ACTION ITEM – Repeat, line for line, the entries below from the first line to the line containing "-0.31 | 11.38 |", counting both ends.

─── DATA

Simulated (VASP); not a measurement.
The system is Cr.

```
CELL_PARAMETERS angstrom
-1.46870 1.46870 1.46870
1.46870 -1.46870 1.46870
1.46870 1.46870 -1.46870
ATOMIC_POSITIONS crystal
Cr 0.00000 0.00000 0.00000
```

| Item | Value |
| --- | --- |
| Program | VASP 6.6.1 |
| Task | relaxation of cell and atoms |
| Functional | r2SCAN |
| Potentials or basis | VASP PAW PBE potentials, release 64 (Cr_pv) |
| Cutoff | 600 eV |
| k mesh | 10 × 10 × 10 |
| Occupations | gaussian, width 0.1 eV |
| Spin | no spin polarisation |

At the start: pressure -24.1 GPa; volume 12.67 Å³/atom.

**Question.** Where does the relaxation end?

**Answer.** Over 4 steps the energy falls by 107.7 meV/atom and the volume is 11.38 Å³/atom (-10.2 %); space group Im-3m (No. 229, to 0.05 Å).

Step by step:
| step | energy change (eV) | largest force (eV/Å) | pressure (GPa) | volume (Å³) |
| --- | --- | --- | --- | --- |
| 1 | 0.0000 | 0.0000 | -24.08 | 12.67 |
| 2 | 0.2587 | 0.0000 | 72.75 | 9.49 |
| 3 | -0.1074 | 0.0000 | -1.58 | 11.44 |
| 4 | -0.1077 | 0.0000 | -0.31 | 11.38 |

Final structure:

──────

RESULT –
Simulated (VASP); not a measurement.
The system is Cr.

```
CELL_PARAMETERS angstrom
-1.46870 1.46870 1.46870
1.46870 -1.46870 1.46870
1.46870 1.46870 -1.46870
ATOMIC_POSITIONS crystal
Cr 0.00000 0.00000 0.00000
```

| Item | Value |
| --- | --- |
| Program | VASP 6.6.1 |
| Task | relaxation of cell and atoms |
| Functional | r2SCAN |
| Potentials or basis | VASP PAW PBE potentials, release 64 (Cr_pv) |
| Cutoff | 600 eV |
| k mesh | 10 × 10 × 10 |
| Occupations | gaussian, width 0.1 eV |
| Spin | no spin polarisation |

At the start: pressure -24.1 GPa; volume 12.67 Å³/atom.

**Question.** Where does the relaxation end?

**Answer.** Over 4 steps the energy falls by 107.7 meV/atom and the volume is 11.38 Å³/atom (-10.2 %); space group Im-3m (No. 229, to 0.05 Å).

Step by step:
| step | energy change (eV) | largest force (eV/Å) | pressure (GPa) | volume (Å³) |
| --- | --- | --- | --- | --- |
| 1 | 0.0000 | 0.0000 | -24.08 | 12.67 |
| 2 | 0.2587 | 0.0000 | 72.75 | 9.49 |
| 3 | -0.1074 | 0.0000 | -1.58 | 11.44 |
| 4 | -0.1077 | 0.0000 | -0.31 | 11.38 |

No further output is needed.